### Brief
Return precisely the opening lines of the listing below, ending with the line that contains "With y = y∞".

Top of Recorded data

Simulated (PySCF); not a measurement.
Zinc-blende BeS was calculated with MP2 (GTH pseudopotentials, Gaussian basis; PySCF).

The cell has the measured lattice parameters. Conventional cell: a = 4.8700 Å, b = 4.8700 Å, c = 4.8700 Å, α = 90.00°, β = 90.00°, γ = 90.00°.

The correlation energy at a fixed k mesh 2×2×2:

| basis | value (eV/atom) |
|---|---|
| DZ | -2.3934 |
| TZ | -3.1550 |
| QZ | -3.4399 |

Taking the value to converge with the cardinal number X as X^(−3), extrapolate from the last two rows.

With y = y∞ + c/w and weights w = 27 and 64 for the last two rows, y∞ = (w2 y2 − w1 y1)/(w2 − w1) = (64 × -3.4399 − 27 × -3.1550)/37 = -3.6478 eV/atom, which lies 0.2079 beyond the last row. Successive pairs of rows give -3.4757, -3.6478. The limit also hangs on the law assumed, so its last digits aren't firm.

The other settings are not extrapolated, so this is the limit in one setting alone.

Bottom of Recorded data

### Answer section
Simulated (PySCF); not a measurement.
Zinc-blende BeS was calculated with MP2 (GTH pseudopotentials, Gaussian basis; PySCF).

The cell has the measured lattice parameters. Conventional cell: a = 4.8700 Å, b = 4.8700 Å, c = 4.8700 Å, α = 90.00°, β = 90.00°, γ = 90.00°.

The correlation energy at a fixed k mesh 2×2×2:

| basis | value (eV/atom) |
|---|---|
| DZ | -2.3934 |
| TZ | -3.1550 |
| QZ | -3.4399 |

Taking the value to converge with the cardinal number X as X^(−3), extrapolate from the last two rows.

With y = y∞ + c/w and weights w = 27 and 64 for the last two rows, y∞ = (w2 y2 − w1 y1)/(w2 − w1) = (64 × -3.4399 − 27 × -3.1550)/37 = -3.6478 eV/atom, which lies 0.2079 beyond the last row. Successive pairs of rows give -3.4757, -3.6478. The limit also hangs on the law assumed, so its last digits aren't firm.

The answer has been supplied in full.